Work request: After the line containing "(3) 0.0 GPa.", write nothing more; before it, reproduce every line of the material below exactly, starting with the first.

Dataset:
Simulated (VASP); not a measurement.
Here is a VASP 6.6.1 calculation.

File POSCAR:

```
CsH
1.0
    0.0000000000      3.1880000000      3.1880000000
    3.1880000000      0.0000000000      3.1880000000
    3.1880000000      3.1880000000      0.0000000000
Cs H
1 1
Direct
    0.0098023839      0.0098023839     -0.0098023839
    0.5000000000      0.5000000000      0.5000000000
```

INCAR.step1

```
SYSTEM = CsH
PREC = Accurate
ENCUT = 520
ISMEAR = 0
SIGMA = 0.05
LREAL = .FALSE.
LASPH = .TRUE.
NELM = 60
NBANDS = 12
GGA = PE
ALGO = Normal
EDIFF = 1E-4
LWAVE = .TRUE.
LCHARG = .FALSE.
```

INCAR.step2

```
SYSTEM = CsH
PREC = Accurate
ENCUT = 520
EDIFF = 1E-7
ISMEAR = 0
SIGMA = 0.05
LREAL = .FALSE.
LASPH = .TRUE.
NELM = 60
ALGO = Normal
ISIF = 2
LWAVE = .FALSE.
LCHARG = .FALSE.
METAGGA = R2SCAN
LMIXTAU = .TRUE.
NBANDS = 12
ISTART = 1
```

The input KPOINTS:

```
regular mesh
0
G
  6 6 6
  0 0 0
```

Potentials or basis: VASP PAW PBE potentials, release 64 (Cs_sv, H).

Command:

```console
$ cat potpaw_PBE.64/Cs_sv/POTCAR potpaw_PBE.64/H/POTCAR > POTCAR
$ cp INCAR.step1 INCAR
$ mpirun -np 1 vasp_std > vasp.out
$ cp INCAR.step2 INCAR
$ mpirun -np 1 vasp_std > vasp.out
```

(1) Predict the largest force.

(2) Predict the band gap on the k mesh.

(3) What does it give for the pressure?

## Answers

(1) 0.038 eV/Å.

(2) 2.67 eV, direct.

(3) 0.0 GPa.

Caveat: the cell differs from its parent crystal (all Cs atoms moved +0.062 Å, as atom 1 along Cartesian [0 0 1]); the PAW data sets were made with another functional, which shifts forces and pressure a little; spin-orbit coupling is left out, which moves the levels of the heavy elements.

Task output:
Simulated (VASP); not a measurement.
Here is a VASP 6.6.1 calculation.

File POSCAR:

```
CsH
1.0
    0.0000000000      3.1880000000      3.1880000000
    3.1880000000      0.0000000000      3.1880000000
    3.1880000000      3.1880000000      0.0000000000
Cs H
1 1
Direct
    0.0098023839      0.0098023839     -0.0098023839
    0.5000000000      0.5000000000      0.5000000000
```

INCAR.step1

```
SYSTEM = CsH
PREC = Accurate
ENCUT = 520
ISMEAR = 0
SIGMA = 0.05
LREAL = .FALSE.
LASPH = .TRUE.
NELM = 60
NBANDS = 12
GGA = PE
ALGO = Normal
EDIFF = 1E-4
LWAVE = .TRUE.
LCHARG = .FALSE.
```

INCAR.step2

```
SYSTEM = CsH
PREC = Accurate
ENCUT = 520
EDIFF = 1E-7
ISMEAR = 0
SIGMA = 0.05
LREAL = .FALSE.
LASPH = .TRUE.
NELM = 60
ALGO = Normal
ISIF = 2
LWAVE = .FALSE.
LCHARG = .FALSE.
METAGGA = R2SCAN
LMIXTAU = .TRUE.
NBANDS = 12
ISTART = 1
```

The input KPOINTS:

```
regular mesh
0
G
  6 6 6
  0 0 0
```

Potentials or basis: VASP PAW PBE potentials, release 64 (Cs_sv, H).

Command:

```console
$ cat potpaw_PBE.64/Cs_sv/POTCAR potpaw_PBE.64/H/POTCAR > POTCAR
$ cp INCAR.step1 INCAR
$ mpirun -np 1 vasp_std > vasp.out
$ cp INCAR.step2 INCAR
$ mpirun -np 1 vasp_std > vasp.out
```

(1) Predict the largest force.

(2) Predict the band gap on the k mesh.

(3) What does it give for the pressure?

## Answers

(1) 0.038 eV/Å.

(2) 2.67 eV, direct.

(3) 0.0 GPa.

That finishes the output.